WORK ITEM:
Give the data again exactly, stopping after the "0.5000 | 0.3196 |" line.

RECORDS SUPPLIED:
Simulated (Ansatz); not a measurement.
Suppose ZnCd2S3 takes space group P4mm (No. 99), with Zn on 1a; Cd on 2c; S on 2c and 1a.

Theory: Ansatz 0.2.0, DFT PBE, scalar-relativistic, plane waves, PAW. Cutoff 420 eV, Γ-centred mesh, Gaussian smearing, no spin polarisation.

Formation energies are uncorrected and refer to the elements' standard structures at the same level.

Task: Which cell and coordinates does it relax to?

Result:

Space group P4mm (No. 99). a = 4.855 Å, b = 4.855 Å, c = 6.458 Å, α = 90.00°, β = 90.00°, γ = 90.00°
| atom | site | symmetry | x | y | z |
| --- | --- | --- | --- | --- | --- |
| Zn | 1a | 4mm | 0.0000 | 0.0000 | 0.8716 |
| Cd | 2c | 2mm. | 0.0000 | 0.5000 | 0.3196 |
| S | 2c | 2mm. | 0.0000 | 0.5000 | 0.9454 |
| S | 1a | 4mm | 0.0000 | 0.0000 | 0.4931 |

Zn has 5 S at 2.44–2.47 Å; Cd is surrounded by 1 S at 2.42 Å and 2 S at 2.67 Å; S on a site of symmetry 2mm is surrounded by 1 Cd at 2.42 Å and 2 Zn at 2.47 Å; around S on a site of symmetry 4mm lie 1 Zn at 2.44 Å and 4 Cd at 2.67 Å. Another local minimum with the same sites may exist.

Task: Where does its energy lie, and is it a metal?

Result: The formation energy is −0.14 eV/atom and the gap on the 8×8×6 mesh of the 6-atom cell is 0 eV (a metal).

ANSWER SECTION:
Simulated (Ansatz); not a measurement.
Suppose ZnCd2S3 takes space group P4mm (No. 99), with Zn on 1a; Cd on 2c; S on 2c and 1a.

Theory: Ansatz 0.2.0, DFT PBE, scalar-relativistic, plane waves, PAW. Cutoff 420 eV, Γ-centred mesh, Gaussian smearing, no spin polarisation.

Formation energies are uncorrected and refer to the elements' standard structures at the same level.

Task: Which cell and coordinates does it relax to?

Result:

Space group P4mm (No. 99). a = 4.855 Å, b = 4.855 Å, c = 6.458 Å, α = 90.00°, β = 90.00°, γ = 90.00°
| atom | site | symmetry | x | y | z |
| --- | --- | --- | --- | --- | --- |
| Zn | 1a | 4mm | 0.0000 | 0.0000 | 0.8716 |
| Cd | 2c | 2mm. | 0.0000 | 0.5000 | 0.3196 |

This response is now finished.